**DATA EXCERPTS**
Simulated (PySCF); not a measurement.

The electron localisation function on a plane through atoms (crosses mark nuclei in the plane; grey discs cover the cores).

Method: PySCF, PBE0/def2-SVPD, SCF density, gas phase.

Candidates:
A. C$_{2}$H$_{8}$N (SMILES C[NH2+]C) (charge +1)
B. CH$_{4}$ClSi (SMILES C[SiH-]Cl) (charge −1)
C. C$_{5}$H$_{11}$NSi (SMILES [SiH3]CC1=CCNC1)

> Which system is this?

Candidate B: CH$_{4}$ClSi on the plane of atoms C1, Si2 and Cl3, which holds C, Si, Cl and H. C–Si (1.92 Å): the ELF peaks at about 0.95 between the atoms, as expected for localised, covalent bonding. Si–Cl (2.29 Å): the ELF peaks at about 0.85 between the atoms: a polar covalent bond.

**EXERCISE**
Exactly as it appears above, write out the complete listing.

**ANSWER SPACE**
Simulated (PySCF); not a measurement.

The electron localisation function on a plane through atoms (crosses mark nuclei in the plane; grey discs cover the cores).

Method: PySCF, PBE0/def2-SVPD, SCF density, gas phase.

Candidates:
A. C$_{2}$H$_{8}$N (SMILES C[NH2+]C) (charge +1)
B. CH$_{4}$ClSi (SMILES C[SiH-]Cl) (charge −1)
C. C$_{5}$H$_{11}$NSi (SMILES [SiH3]CC1=CCNC1)

> Which system is this?

Candidate B: CH$_{4}$ClSi on the plane of atoms C1, Si2 and Cl3, which holds C, Si, Cl and H. C–Si (1.92 Å): the ELF peaks at about 0.95 between the atoms, as expected for localised, covalent bonding. Si–Cl (2.29 Å): the ELF peaks at about 0.85 between the atoms: a polar covalent bond.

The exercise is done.